INPUT DATA:
Content starts

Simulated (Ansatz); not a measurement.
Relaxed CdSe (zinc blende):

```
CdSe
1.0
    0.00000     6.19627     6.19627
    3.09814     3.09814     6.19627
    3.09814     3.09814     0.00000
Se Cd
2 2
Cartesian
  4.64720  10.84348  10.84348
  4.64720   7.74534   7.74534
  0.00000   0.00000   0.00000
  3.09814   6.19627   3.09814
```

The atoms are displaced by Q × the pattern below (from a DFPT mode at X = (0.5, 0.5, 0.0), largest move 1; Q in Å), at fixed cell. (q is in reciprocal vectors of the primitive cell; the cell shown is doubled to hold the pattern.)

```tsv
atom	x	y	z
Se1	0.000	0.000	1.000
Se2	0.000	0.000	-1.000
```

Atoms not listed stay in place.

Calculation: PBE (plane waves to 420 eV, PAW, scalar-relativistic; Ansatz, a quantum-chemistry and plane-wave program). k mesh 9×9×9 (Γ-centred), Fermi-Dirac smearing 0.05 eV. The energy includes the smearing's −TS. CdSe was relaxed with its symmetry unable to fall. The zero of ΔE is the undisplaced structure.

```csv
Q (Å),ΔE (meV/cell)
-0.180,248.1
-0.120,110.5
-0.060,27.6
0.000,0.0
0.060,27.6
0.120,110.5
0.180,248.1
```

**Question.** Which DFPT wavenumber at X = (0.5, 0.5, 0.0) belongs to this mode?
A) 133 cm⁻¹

Content ends

REQUIREMENT:
All of the lines above must be returned exactly as they stand.

TASK RESULT:
Simulated (Ansatz); not a measurement.
Relaxed CdSe (zinc blende):

```
CdSe
1.0
    0.00000     6.19627     6.19627
    3.09814     3.09814     6.19627
    3.09814     3.09814     0.00000
Se Cd
2 2
Cartesian
  4.64720  10.84348  10.84348
  4.64720   7.74534   7.74534
  0.00000   0.00000   0.00000
  3.09814   6.19627   3.09814
```

The atoms are displaced by Q × the pattern below (from a DFPT mode at X = (0.5, 0.5, 0.0), largest move 1; Q in Å), at fixed cell. (q is in reciprocal vectors of the primitive cell; the cell shown is doubled to hold the pattern.)

```tsv
atom	x	y	z
Se1	0.000	0.000	1.000
Se2	0.000	0.000	-1.000
```

Atoms not listed stay in place.

Calculation: PBE (plane waves to 420 eV, PAW, scalar-relativistic; Ansatz, a quantum-chemistry and plane-wave program). k mesh 9×9×9 (Γ-centred), Fermi-Dirac smearing 0.05 eV. The energy includes the smearing's −TS. CdSe was relaxed with its symmetry unable to fall. The zero of ΔE is the undisplaced structure.

```csv
Q (Å),ΔE (meV/cell)
-0.180,248.1
-0.120,110.5
-0.060,27.6
0.000,0.0
0.060,27.6
0.120,110.5
0.180,248.1
```

**Question.** Which DFPT wavenumber at X = (0.5, 0.5, 0.0) belongs to this mode?
A) 133 cm⁻¹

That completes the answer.